◆ ACTIVITY: Out of the material that follows, write out exactly the lines from the line with "Relaxed-ion constants (GPa, on" to the line with "The values that", both ends included, and no others.

◆ DATA FOR REVIEW:
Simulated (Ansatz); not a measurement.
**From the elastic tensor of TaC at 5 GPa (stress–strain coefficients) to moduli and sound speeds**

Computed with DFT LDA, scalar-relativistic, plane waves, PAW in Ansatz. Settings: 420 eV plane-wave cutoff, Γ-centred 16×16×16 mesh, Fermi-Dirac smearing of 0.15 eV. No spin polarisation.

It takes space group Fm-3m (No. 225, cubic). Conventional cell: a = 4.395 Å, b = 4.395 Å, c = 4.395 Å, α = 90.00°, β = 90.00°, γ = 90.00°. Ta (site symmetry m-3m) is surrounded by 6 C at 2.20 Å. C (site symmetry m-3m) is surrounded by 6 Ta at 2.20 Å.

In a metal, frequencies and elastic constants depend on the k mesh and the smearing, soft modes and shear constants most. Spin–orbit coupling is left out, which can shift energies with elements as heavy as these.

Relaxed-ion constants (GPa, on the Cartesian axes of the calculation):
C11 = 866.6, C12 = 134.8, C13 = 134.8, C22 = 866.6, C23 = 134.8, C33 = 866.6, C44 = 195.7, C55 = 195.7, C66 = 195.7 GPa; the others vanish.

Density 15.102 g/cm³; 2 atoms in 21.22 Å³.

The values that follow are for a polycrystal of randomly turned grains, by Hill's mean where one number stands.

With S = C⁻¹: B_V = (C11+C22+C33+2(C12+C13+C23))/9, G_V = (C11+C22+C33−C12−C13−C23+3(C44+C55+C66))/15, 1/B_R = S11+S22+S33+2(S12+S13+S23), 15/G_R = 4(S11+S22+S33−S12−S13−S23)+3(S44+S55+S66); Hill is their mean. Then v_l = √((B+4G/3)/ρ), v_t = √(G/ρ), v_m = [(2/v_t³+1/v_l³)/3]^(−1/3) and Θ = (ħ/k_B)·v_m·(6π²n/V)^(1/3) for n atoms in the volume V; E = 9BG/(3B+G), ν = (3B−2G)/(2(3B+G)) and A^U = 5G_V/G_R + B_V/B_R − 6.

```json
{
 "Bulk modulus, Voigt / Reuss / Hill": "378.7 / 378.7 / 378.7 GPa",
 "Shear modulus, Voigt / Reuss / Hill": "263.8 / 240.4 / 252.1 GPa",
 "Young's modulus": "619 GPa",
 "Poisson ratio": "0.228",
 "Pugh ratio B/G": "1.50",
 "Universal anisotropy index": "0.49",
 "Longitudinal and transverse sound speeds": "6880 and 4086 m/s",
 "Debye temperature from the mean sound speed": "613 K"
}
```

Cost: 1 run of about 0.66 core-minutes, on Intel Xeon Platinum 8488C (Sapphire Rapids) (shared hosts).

◆ REPLY:
Relaxed-ion constants (GPa, on the Cartesian axes of the calculation):
C11 = 866.6, C12 = 134.8, C13 = 134.8, C22 = 866.6, C23 = 134.8, C33 = 866.6, C44 = 195.7, C55 = 195.7, C66 = 195.7 GPa; the others vanish.

Density 15.102 g/cm³; 2 atoms in 21.22 Å³.

The values that follow are for a polycrystal of randomly turned grains, by Hill's mean where one number stands.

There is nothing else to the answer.